### Data for analysis
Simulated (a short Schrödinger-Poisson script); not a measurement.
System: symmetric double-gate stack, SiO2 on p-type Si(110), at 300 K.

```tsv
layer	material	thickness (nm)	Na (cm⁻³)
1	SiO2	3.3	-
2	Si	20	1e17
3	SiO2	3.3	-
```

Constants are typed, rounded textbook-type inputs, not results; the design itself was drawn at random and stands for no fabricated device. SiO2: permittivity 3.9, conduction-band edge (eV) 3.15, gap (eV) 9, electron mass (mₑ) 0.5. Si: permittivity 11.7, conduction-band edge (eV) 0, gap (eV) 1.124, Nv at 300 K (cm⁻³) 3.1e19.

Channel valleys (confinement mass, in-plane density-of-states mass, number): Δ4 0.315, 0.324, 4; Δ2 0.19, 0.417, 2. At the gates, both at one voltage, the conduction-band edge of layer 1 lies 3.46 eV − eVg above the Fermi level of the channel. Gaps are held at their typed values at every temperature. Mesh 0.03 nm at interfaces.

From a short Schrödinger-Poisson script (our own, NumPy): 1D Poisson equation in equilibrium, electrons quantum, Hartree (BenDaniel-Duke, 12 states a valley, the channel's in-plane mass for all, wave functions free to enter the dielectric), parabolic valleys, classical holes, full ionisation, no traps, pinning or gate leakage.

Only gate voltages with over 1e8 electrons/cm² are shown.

### Task item
Take the listing above from its first line through the line containing "From a short", and transcribe that stretch exactly, with no other lines.

### Expected answer
Simulated (a short Schrödinger-Poisson script); not a measurement.
System: symmetric double-gate stack, SiO2 on p-type Si(110), at 300 K.

```tsv
layer	material	thickness (nm)	Na (cm⁻³)
1	SiO2	3.3	-
2	Si	20	1e17
3	SiO2	3.3	-
```

Constants are typed, rounded textbook-type inputs, not results; the design itself was drawn at random and stands for no fabricated device. SiO2: permittivity 3.9, conduction-band edge (eV) 3.15, gap (eV) 9, electron mass (mₑ) 0.5. Si: permittivity 11.7, conduction-band edge (eV) 0, gap (eV) 1.124, Nv at 300 K (cm⁻³) 3.1e19.

Channel valleys (confinement mass, in-plane density-of-states mass, number): Δ4 0.315, 0.324, 4; Δ2 0.19, 0.417, 2. At the gates, both at one voltage, the conduction-band edge of layer 1 lies 3.46 eV − eVg above the Fermi level of the channel. Gaps are held at their typed values at every temperature. Mesh 0.03 nm at interfaces.

From a short Schrödinger-Poisson script (our own, NumPy): 1D Poisson equation in equilibrium, electrons quantum, Hartree (BenDaniel-Duke, 12 states a valley, the channel's in-plane mass for all, wave functions free to enter the dielectric), parabolic valleys, classical holes, full ionisation, no traps, pinning or gate leakage.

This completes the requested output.